* [Work task]:
Your response should consist of the entries below, written out exactly.

***** Dataset excerpts

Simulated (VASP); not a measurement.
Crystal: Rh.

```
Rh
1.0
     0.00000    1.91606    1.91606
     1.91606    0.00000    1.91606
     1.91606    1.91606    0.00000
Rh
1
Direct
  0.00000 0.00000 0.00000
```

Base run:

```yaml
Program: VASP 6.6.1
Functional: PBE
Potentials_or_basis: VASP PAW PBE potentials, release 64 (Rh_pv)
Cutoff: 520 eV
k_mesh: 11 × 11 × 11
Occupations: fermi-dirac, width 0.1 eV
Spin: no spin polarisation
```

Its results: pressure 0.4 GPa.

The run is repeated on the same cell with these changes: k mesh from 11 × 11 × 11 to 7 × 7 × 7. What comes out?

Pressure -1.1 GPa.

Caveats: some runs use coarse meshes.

**********

* [Exercise result]:
Simulated (VASP); not a measurement.
Crystal: Rh.

```
Rh
1.0
     0.00000    1.91606    1.91606
     1.91606    0.00000    1.91606
     1.91606    1.91606    0.00000
Rh
1
Direct
  0.00000 0.00000 0.00000
```

Base run:

```yaml
Program: VASP 6.6.1
Functional: PBE
Potentials_or_basis: VASP PAW PBE potentials, release 64 (Rh_pv)
Cutoff: 520 eV
k_mesh: 11 × 11 × 11
Occupations: fermi-dirac, width 0.1 eV
Spin: no spin polarisation
```

Its results: pressure 0.4 GPa.

The run is repeated on the same cell with these changes: k mesh from 11 × 11 × 11 to 7 × 7 × 7. What comes out?

Pressure -1.1 GPa.

Caveats: some runs use coarse meshes.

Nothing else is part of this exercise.